» **ASSIGNMENT**: Line by line, retype the material below exactly, from its first line up to and including the one holding "less VASP |".

» **PROVIDED INFORMATION**:
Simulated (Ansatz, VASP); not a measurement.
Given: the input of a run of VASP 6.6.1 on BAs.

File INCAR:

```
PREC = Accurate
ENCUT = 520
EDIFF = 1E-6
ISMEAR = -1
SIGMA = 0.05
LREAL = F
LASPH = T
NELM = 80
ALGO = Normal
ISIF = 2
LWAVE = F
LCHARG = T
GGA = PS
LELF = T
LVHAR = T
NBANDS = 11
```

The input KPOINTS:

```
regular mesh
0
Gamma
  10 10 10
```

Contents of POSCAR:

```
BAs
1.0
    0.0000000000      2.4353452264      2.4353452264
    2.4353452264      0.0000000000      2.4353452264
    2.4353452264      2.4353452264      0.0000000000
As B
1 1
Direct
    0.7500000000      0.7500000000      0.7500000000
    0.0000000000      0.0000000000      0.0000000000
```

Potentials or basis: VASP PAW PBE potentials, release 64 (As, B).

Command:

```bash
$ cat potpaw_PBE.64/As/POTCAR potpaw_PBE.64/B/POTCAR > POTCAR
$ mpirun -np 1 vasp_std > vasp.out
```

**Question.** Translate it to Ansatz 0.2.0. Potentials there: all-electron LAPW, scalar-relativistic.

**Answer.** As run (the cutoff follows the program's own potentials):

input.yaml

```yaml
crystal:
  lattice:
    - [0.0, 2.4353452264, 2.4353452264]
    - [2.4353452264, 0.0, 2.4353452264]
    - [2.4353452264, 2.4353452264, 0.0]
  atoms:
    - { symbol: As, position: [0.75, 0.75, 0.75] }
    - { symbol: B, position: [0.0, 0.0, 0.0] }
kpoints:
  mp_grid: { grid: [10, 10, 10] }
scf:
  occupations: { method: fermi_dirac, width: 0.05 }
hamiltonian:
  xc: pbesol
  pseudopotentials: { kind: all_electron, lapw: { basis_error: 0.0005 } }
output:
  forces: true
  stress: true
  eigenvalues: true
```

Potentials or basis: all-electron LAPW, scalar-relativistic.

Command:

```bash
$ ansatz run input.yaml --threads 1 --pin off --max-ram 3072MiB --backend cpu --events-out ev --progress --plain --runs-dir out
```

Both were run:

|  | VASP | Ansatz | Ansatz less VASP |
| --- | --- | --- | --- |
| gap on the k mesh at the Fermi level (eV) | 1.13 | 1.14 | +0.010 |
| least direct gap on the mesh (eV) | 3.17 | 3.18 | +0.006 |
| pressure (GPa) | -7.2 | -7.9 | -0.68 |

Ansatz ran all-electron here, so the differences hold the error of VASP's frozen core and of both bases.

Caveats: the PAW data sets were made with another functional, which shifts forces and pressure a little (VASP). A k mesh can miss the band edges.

» **ANSWER BOX**:
Simulated (Ansatz, VASP); not a measurement.
Given: the input of a run of VASP 6.6.1 on BAs.

File INCAR:

```
PREC = Accurate
ENCUT = 520
EDIFF = 1E-6
ISMEAR = -1
SIGMA = 0.05
LREAL = F
LASPH = T
NELM = 80
ALGO = Normal
ISIF = 2
LWAVE = F
LCHARG = T
GGA = PS
LELF = T
LVHAR = T
NBANDS = 11
```

The input KPOINTS:

```
regular mesh
0
Gamma
  10 10 10
```

Contents of POSCAR:

```
BAs
1.0
    0.0000000000      2.4353452264      2.4353452264
    2.4353452264      0.0000000000      2.4353452264
    2.4353452264      2.4353452264      0.0000000000
As B
1 1
Direct
    0.7500000000      0.7500000000      0.7500000000
    0.0000000000      0.0000000000      0.0000000000
```

Potentials or basis: VASP PAW PBE potentials, release 64 (As, B).

Command:

```bash
$ cat potpaw_PBE.64/As/POTCAR potpaw_PBE.64/B/POTCAR > POTCAR
$ mpirun -np 1 vasp_std > vasp.out
```

**Question.** Translate it to Ansatz 0.2.0. Potentials there: all-electron LAPW, scalar-relativistic.

**Answer.** As run (the cutoff follows the program's own potentials):

input.yaml

```yaml
crystal:
  lattice:
    - [0.0, 2.4353452264, 2.4353452264]
    - [2.4353452264, 0.0, 2.4353452264]
    - [2.4353452264, 2.4353452264, 0.0]
  atoms:
    - { symbol: As, position: [0.75, 0.75, 0.75] }
    - { symbol: B, position: [0.0, 0.0, 0.0] }
kpoints:
  mp_grid: { grid: [10, 10, 10] }
scf:
  occupations: { method: fermi_dirac, width: 0.05 }
hamiltonian:
  xc: pbesol
  pseudopotentials: { kind: all_electron, lapw: { basis_error: 0.0005 } }
output:
  forces: true
  stress: true
  eigenvalues: true
```

Potentials or basis: all-electron LAPW, scalar-relativistic.

Command:

```bash
$ ansatz run input.yaml --threads 1 --pin off --max-ram 3072MiB --backend cpu --events-out ev --progress --plain --runs-dir out
```

Both were run:

|  | VASP | Ansatz | Ansatz less VASP |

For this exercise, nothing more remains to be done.